- Work task -
Print the data that follows exactly, leaving nothing out.

- Available data -
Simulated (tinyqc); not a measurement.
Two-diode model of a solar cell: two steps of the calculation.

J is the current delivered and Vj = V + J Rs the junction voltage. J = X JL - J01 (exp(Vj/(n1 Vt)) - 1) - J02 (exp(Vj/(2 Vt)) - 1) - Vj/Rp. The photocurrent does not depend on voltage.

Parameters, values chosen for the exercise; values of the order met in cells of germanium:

- Task output -
Simulated (tinyqc); not a measurement.
Two-diode model of a solar cell: two steps of the calculation.

J is the current delivered and Vj = V + J Rs the junction voltage. J = X JL - J01 (exp(Vj/(n1 Vt)) - 1) - J02 (exp(Vj/(2 Vt)) - 1) - Vj/Rp. The photocurrent does not depend on voltage.

Parameters, values chosen for the exercise; values of the order met in cells of germanium:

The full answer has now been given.